> _Work instruction_: Below are some records. Reproduce them exactly from their first line through the line with "The cell comes", inclusive.

> _Raw data_:
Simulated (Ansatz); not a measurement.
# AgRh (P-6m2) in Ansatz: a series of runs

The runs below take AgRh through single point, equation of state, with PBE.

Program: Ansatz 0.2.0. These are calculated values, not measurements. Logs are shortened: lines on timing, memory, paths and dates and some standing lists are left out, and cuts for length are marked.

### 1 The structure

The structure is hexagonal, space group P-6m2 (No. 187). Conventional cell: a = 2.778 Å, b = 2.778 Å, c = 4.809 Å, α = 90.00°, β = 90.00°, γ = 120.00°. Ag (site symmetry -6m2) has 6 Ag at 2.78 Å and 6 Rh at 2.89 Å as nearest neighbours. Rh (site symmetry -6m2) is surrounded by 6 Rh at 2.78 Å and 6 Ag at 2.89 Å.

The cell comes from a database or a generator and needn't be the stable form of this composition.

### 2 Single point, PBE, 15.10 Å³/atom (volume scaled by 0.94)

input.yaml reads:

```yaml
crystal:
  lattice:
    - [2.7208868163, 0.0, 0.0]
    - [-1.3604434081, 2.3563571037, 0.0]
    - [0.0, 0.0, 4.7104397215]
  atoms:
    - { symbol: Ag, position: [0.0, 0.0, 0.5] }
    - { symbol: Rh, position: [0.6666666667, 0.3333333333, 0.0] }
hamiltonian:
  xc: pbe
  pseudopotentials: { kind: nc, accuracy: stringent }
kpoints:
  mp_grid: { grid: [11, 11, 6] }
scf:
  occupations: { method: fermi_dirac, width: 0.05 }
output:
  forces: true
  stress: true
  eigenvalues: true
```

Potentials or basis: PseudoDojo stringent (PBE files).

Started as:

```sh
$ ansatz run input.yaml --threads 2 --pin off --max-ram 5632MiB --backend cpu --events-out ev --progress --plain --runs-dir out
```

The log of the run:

> _Answer space_:
Simulated (Ansatz); not a measurement.
# AgRh (P-6m2) in Ansatz: a series of runs

The runs below take AgRh through single point, equation of state, with PBE.

Program: Ansatz 0.2.0. These are calculated values, not measurements. Logs are shortened: lines on timing, memory, paths and dates and some standing lists are left out, and cuts for length are marked.

### 1 The structure

The structure is hexagonal, space group P-6m2 (No. 187). Conventional cell: a = 2.778 Å, b = 2.778 Å, c = 4.809 Å, α = 90.00°, β = 90.00°, γ = 120.00°. Ag (site symmetry -6m2) has 6 Ag at 2.78 Å and 6 Rh at 2.89 Å as nearest neighbours. Rh (site symmetry -6m2) is surrounded by 6 Rh at 2.78 Å and 6 Ag at 2.89 Å.

The cell comes from a database or a generator and needn't be the stable form of this composition.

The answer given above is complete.